Return, word for word, only the lines of the data below that lie between the line with "One atom of each set is listed." and the line with "Zr-91 has I", those two lines included.

═════ DATA TO EXAMINE ═════

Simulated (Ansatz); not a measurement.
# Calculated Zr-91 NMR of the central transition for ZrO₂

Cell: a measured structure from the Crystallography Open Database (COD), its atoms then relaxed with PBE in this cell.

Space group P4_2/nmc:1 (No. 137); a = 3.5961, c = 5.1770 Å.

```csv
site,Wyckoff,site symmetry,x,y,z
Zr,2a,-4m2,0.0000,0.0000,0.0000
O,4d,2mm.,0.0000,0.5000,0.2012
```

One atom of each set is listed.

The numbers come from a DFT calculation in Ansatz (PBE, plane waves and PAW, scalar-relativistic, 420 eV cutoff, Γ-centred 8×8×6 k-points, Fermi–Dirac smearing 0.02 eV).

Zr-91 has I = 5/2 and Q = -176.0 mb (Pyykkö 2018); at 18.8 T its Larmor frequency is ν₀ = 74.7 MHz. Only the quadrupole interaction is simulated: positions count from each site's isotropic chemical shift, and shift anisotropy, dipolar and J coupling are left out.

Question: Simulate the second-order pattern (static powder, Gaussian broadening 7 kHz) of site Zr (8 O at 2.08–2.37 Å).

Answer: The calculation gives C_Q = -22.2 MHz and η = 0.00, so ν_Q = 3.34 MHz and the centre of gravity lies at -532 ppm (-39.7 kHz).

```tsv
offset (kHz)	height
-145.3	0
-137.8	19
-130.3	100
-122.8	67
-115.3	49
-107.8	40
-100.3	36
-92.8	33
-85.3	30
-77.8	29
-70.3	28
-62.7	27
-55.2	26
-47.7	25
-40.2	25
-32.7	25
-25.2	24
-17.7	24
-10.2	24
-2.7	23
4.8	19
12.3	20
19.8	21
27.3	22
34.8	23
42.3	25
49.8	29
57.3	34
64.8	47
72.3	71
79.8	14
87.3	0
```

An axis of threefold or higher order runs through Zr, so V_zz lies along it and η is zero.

═════

## WRITTEN RESPONSE
One atom of each set is listed.

The numbers come from a DFT calculation in Ansatz (PBE, plane waves and PAW, scalar-relativistic, 420 eV cutoff, Γ-centred 8×8×6 k-points, Fermi–Dirac smearing 0.02 eV).

Zr-91 has I = 5/2 and Q = -176.0 mb (Pyykkö 2018); at 18.8 T its Larmor frequency is ν₀ = 74.7 MHz. Only the quadrupole interaction is simulated: positions count from each site's isotropic chemical shift, and shift anisotropy, dipolar and J coupling are left out.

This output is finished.